- [WORK TASK]: Repeat each entry in the data, exactly.

>>>

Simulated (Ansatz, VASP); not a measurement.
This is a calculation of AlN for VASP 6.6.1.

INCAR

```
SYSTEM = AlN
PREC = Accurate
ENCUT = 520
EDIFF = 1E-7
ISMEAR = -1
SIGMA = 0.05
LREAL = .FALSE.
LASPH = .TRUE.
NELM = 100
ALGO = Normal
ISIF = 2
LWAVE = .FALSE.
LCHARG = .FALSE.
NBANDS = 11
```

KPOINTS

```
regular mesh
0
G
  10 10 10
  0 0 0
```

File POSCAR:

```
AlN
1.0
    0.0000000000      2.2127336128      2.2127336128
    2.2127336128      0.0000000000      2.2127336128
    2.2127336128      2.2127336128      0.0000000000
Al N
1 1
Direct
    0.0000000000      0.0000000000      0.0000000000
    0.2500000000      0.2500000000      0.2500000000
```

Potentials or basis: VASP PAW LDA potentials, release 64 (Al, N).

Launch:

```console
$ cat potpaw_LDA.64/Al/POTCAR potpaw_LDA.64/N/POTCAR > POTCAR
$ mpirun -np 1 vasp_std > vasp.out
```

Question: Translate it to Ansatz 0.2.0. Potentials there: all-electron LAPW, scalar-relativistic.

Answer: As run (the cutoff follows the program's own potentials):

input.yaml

<<<

- [ANSWER AREA]:
Simulated (Ansatz, VASP); not a measurement.
This is a calculation of AlN for VASP 6.6.1.

INCAR

```
SYSTEM = AlN
PREC = Accurate
ENCUT = 520
EDIFF = 1E-7
ISMEAR = -1
SIGMA = 0.05
LREAL = .FALSE.
LASPH = .TRUE.
NELM = 100
ALGO = Normal
ISIF = 2
LWAVE = .FALSE.
LCHARG = .FALSE.
NBANDS = 11
```

KPOINTS

```
regular mesh
0
G
  10 10 10
  0 0 0
```

File POSCAR:

```
AlN
1.0
    0.0000000000      2.2127336128      2.2127336128
    2.2127336128      0.0000000000      2.2127336128
    2.2127336128      2.2127336128      0.0000000000
Al N
1 1
Direct
    0.0000000000      0.0000000000      0.0000000000
    0.2500000000      0.2500000000      0.2500000000
```

Potentials or basis: VASP PAW LDA potentials, release 64 (Al, N).

Launch:

```console
$ cat potpaw_LDA.64/Al/POTCAR potpaw_LDA.64/N/POTCAR > POTCAR
$ mpirun -np 1 vasp_std > vasp.out
```

Question: Translate it to Ansatz 0.2.0. Potentials there: all-electron LAPW, scalar-relativistic.

Answer: As run (the cutoff follows the program's own potentials):

input.yaml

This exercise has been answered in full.